> [Data to examine]
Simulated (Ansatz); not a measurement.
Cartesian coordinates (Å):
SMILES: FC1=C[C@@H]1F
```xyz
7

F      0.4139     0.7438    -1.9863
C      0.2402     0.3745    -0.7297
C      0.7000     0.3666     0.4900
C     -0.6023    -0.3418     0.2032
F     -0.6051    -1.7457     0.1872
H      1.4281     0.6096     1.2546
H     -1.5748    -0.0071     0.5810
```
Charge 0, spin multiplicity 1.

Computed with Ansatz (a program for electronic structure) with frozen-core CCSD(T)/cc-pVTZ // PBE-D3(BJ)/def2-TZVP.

> [Work instruction] All records should be written out again exactly as given.

> [Written reply]
Simulated (Ansatz); not a measurement.
Cartesian coordinates (Å):
SMILES: FC1=C[C@@H]1F
```xyz
7

F      0.4139     0.7438    -1.9863
C      0.2402     0.3745    -0.7297
C      0.7000     0.3666     0.4900
C     -0.6023    -0.3418     0.2032
F     -0.6051    -1.7457     0.1872
H      1.4281     0.6096     1.2546
H     -1.5748    -0.0071     0.5810
```
Charge 0, spin multiplicity 1.

Computed with Ansatz (a program for electronic structure) with frozen-core CCSD(T)/cc-pVTZ // PBE-D3(BJ)/def2-TZVP.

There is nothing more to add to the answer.